◆ DATA UNDER STUDY ◆

◆ ◆ ◆ ◆ ◆

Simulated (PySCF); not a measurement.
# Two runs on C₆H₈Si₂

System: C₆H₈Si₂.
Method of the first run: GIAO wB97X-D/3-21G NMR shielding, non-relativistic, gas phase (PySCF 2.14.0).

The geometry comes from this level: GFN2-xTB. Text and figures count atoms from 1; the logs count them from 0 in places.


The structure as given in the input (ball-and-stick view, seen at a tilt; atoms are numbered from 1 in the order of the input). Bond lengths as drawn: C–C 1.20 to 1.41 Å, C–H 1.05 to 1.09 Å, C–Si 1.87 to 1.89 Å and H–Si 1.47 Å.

◆ ◆ ◆ ◆ ◆

◆ WORK ITEM ◆
Output the data in full, precisely as it appears above.

◆ RESULT ◆
Simulated (PySCF); not a measurement.
# Two runs on C₆H₈Si₂

System: C₆H₈Si₂.
Method of the first run: GIAO wB97X-D/3-21G NMR shielding, non-relativistic, gas phase (PySCF 2.14.0).

The geometry comes from this level: GFN2-xTB. Text and figures count atoms from 1; the logs count them from 0 in places.


The structure as given in the input (ball-and-stick view, seen at a tilt; atoms are numbered from 1 in the order of the input). Bond lengths as drawn: C–C 1.20 to 1.41 Å, C–H 1.05 to 1.09 Å, C–Si 1.87 to 1.89 Å and H–Si 1.47 Å.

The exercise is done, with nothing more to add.